* **RECORDED INFORMATION**:
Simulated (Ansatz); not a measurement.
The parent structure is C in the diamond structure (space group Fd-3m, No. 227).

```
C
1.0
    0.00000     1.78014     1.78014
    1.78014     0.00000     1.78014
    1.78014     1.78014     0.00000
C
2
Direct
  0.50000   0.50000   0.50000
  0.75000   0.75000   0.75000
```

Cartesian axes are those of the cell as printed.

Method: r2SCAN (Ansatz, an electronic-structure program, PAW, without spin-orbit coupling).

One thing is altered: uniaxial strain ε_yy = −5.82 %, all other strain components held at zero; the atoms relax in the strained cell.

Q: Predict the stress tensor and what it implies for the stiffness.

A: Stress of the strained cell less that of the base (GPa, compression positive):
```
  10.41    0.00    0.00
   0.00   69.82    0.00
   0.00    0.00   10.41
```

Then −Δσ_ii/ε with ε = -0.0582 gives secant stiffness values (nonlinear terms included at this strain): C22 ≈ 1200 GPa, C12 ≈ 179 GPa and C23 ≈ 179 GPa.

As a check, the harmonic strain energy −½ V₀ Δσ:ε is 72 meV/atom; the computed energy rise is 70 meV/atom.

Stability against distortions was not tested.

* **WORK REQUEST**:
Give the exact lines, and only those, from the line containing "One thing is" through the line containing "As a check, the" in the entries above.

* **WRITTEN SOLUTION**:
One thing is altered: uniaxial strain ε_yy = −5.82 %, all other strain components held at zero; the atoms relax in the strained cell.

Q: Predict the stress tensor and what it implies for the stiffness.

A: Stress of the strained cell less that of the base (GPa, compression positive):
```
  10.41    0.00    0.00
   0.00   69.82    0.00
   0.00    0.00   10.41
```

Then −Δσ_ii/ε with ε = -0.0582 gives secant stiffness values (nonlinear terms included at this strain): C22 ≈ 1200 GPa, C12 ≈ 179 GPa and C23 ≈ 179 GPa.

As a check, the harmonic strain energy −½ V₀ Δσ:ε is 72 meV/atom; the computed energy rise is 70 meV/atom.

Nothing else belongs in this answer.